Information:
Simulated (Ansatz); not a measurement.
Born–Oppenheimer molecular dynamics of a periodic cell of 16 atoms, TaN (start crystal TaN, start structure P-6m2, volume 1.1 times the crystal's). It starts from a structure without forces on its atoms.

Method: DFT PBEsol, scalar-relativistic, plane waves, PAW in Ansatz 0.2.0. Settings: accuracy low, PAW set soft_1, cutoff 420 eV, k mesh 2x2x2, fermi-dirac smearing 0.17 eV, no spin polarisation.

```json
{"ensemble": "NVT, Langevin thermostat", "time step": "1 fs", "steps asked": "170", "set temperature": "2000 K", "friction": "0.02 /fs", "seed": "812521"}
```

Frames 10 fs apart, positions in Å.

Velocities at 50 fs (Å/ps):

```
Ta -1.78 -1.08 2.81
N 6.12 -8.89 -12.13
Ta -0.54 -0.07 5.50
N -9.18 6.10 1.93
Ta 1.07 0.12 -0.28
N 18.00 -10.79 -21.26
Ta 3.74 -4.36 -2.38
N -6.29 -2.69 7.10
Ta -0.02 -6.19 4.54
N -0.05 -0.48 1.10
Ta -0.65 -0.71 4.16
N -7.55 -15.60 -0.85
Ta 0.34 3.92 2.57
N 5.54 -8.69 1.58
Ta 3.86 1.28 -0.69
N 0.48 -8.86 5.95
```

Activity:
Each line from the top of the records through the one with "Born–Oppenheimer molecular dynamics" should be returned exactly. Leave out everything else.

Task solution:
Simulated (Ansatz); not a measurement.
Born–Oppenheimer molecular dynamics of a periodic cell of 16 atoms, TaN (start crystal TaN, start structure P-6m2, volume 1.1 times the crystal's). It starts from a structure without forces on its atoms.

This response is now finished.